** MATERIAL SUPPLIED follows **

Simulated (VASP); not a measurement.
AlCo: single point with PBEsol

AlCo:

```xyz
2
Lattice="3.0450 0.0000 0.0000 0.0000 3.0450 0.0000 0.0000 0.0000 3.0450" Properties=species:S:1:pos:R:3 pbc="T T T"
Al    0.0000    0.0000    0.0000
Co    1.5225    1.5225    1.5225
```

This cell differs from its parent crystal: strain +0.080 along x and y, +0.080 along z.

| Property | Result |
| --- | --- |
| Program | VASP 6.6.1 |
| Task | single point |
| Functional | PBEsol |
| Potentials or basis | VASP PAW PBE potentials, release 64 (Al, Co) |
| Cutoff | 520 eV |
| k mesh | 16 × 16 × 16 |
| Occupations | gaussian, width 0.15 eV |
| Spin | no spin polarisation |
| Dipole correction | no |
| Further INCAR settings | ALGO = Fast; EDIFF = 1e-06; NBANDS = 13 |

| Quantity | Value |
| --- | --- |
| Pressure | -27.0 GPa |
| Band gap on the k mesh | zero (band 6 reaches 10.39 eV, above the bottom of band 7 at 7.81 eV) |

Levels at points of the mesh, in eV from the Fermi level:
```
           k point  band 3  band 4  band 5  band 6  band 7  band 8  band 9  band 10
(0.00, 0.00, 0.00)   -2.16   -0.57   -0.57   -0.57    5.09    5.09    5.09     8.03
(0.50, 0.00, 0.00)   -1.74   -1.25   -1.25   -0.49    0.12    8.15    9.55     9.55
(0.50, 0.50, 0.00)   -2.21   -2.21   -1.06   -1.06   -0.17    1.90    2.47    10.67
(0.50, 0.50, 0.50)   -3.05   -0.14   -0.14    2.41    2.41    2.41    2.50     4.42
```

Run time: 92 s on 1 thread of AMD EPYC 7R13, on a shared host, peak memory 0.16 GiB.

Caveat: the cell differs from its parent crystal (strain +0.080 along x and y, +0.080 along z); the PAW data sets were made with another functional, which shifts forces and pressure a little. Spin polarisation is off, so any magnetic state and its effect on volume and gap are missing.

** End of MATERIAL SUPPLIED **

▶ _ACTIVITY_: At the first line of the material above, start reproducing each line exactly, and end with the line that holds "spin polarisation |", adding nothing.

▶ _WORKED SOLUTION_:
Simulated (VASP); not a measurement.
AlCo: single point with PBEsol

AlCo:

```xyz
2
Lattice="3.0450 0.0000 0.0000 0.0000 3.0450 0.0000 0.0000 0.0000 3.0450" Properties=species:S:1:pos:R:3 pbc="T T T"
Al    0.0000    0.0000    0.0000
Co    1.5225    1.5225    1.5225
```

This cell differs from its parent crystal: strain +0.080 along x and y, +0.080 along z.

| Property | Result |
| --- | --- |
| Program | VASP 6.6.1 |
| Task | single point |
| Functional | PBEsol |
| Potentials or basis | VASP PAW PBE potentials, release 64 (Al, Co) |
| Cutoff | 520 eV |
| k mesh | 16 × 16 × 16 |
| Occupations | gaussian, width 0.15 eV |
| Spin | no spin polarisation |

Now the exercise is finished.